Set down exactly the lines of the records from the top to the line containing "Fluorite SrF2 was"; include both.

%%

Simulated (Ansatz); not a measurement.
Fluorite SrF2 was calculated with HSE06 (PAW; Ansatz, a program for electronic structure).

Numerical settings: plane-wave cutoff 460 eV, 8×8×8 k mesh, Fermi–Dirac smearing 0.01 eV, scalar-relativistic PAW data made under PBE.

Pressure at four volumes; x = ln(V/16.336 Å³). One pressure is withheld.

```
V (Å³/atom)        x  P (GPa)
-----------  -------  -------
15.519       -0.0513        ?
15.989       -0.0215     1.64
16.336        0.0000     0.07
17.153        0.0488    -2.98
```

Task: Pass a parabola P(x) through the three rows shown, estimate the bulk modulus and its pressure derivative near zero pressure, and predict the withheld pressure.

%%

- Exercise result:
Simulated (Ansatz); not a measurement.
Fluorite SrF2 was calculated with HSE06 (PAW; Ansatz, a program for electronic structure).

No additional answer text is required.